Output each record exactly. Leave none out.

The data Start Marker
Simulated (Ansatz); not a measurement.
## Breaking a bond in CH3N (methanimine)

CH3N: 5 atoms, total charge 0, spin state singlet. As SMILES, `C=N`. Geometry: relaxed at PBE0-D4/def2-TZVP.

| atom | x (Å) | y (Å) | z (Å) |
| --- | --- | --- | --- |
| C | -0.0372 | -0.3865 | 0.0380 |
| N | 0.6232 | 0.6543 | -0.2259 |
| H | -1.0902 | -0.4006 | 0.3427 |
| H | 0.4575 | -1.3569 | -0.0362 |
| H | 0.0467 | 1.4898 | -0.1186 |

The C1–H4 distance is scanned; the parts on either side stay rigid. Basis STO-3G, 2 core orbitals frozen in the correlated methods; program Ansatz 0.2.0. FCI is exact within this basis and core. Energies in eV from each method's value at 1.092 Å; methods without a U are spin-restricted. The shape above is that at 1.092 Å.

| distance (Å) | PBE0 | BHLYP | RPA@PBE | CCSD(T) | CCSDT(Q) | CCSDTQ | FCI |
The data End Marker

Your solution:
Simulated (Ansatz); not a measurement.
## Breaking a bond in CH3N (methanimine)

CH3N: 5 atoms, total charge 0, spin state singlet. As SMILES, `C=N`. Geometry: relaxed at PBE0-D4/def2-TZVP.

| atom | x (Å) | y (Å) | z (Å) |
| --- | --- | --- | --- |
| C | -0.0372 | -0.3865 | 0.0380 |
| N | 0.6232 | 0.6543 | -0.2259 |
| H | -1.0902 | -0.4006 | 0.3427 |
| H | 0.4575 | -1.3569 | -0.0362 |
| H | 0.0467 | 1.4898 | -0.1186 |

The C1–H4 distance is scanned; the parts on either side stay rigid. Basis STO-3G, 2 core orbitals frozen in the correlated methods; program Ansatz 0.2.0. FCI is exact within this basis and core. Energies in eV from each method's value at 1.092 Å; methods without a U are spin-restricted. The shape above is that at 1.092 Å.

| distance (Å) | PBE0 | BHLYP | RPA@PBE | CCSD(T) | CCSDT(Q) | CCSDTQ | FCI |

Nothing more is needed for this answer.